▸ WORK ORDER: The output must be the data, printed exactly as written.

[EXTRACTED INFORMATION]
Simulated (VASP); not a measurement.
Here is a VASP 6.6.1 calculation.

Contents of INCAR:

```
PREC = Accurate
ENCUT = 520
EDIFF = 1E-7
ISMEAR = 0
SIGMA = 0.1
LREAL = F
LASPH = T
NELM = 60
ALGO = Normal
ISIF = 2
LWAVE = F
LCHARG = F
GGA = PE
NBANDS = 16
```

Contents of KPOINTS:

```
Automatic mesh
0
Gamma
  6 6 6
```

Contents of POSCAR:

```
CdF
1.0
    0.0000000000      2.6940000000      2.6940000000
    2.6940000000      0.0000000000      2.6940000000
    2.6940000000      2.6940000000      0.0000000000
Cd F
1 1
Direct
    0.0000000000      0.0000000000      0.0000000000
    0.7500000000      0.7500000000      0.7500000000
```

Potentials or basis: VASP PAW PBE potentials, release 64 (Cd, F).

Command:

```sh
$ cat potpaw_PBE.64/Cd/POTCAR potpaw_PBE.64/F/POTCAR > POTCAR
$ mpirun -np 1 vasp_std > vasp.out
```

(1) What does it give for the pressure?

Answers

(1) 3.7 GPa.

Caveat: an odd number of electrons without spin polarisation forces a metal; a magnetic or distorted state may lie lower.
[/EXTRACTED INFORMATION]

▸ EXERCISE ANSWER:
Simulated (VASP); not a measurement.
Here is a VASP 6.6.1 calculation.

Contents of INCAR:

```
PREC = Accurate
ENCUT = 520
EDIFF = 1E-7
ISMEAR = 0
SIGMA = 0.1
LREAL = F
LASPH = T
NELM = 60
ALGO = Normal
ISIF = 2
LWAVE = F
LCHARG = F
GGA = PE
NBANDS = 16
```

Contents of KPOINTS:

```
Automatic mesh
0
Gamma
  6 6 6
```

Contents of POSCAR:

```
CdF
1.0
    0.0000000000      2.6940000000      2.6940000000
    2.6940000000      0.0000000000      2.6940000000
    2.6940000000      2.6940000000      0.0000000000
Cd F
1 1
Direct
    0.0000000000      0.0000000000      0.0000000000
    0.7500000000      0.7500000000      0.7500000000
```

Potentials or basis: VASP PAW PBE potentials, release 64 (Cd, F).

Command:

```sh
$ cat potpaw_PBE.64/Cd/POTCAR potpaw_PBE.64/F/POTCAR > POTCAR
$ mpirun -np 1 vasp_std > vasp.out
```

(1) What does it give for the pressure?

Answers

(1) 3.7 GPa.

Caveat: an odd number of electrons without spin polarisation forces a metal; a magnetic or distorted state may lie lower.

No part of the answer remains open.